### REQUIREMENT
Quote, with no changes, the lines that run from the top of the material to the line with "Question: Match the", both included.

### LISTED RECORDS
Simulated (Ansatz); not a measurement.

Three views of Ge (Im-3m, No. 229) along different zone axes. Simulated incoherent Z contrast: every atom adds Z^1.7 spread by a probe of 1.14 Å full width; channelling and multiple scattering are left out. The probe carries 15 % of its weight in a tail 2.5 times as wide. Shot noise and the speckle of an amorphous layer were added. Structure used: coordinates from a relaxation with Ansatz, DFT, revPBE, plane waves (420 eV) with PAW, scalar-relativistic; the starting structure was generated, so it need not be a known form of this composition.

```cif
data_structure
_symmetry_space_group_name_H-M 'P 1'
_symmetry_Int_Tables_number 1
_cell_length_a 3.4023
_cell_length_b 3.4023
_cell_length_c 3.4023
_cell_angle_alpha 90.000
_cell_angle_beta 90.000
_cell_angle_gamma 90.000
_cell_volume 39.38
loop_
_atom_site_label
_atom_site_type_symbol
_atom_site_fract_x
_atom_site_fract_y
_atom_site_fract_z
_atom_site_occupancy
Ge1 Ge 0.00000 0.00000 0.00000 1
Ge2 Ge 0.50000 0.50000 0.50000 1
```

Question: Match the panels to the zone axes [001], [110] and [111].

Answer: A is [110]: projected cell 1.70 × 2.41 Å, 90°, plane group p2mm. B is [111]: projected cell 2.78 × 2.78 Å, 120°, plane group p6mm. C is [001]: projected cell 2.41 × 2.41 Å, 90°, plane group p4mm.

### PROBLEM SOLUTION
Simulated (Ansatz); not a measurement.

Three views of Ge (Im-3m, No. 229) along different zone axes. Simulated incoherent Z contrast: every atom adds Z^1.7 spread by a probe of 1.14 Å full width; channelling and multiple scattering are left out. The probe carries 15 % of its weight in a tail 2.5 times as wide. Shot noise and the speckle of an amorphous layer were added. Structure used: coordinates from a relaxation with Ansatz, DFT, revPBE, plane waves (420 eV) with PAW, scalar-relativistic; the starting structure was generated, so it need not be a known form of this composition.

```cif
data_structure
_symmetry_space_group_name_H-M 'P 1'
_symmetry_Int_Tables_number 1
_cell_length_a 3.4023
_cell_length_b 3.4023
_cell_length_c 3.4023
_cell_angle_alpha 90.000
_cell_angle_beta 90.000
_cell_angle_gamma 90.000
_cell_volume 39.38
loop_
_atom_site_label
_atom_site_type_symbol
_atom_site_fract_x
_atom_site_fract_y
_atom_site_fract_z
_atom_site_occupancy
Ge1 Ge 0.00000 0.00000 0.00000 1
Ge2 Ge 0.50000 0.50000 0.50000 1
```

Question: Match the panels to the zone axes [001], [110] and [111].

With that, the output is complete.